[ASSIGNED TASK] Retype the whole listing exactly.

[INFORMATION GIVEN]
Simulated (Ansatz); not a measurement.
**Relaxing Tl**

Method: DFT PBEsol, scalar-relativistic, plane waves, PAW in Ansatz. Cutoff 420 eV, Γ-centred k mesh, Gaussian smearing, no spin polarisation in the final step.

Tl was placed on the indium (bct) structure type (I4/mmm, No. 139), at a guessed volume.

[EXPECTED ANSWER]
Simulated (Ansatz); not a measurement.
**Relaxing Tl**

Method: DFT PBEsol, scalar-relativistic, plane waves, PAW in Ansatz. Cutoff 420 eV, Γ-centred k mesh, Gaussian smearing, no spin polarisation in the final step.

Tl was placed on the indium (bct) structure type (I4/mmm, No. 139), at a guessed volume.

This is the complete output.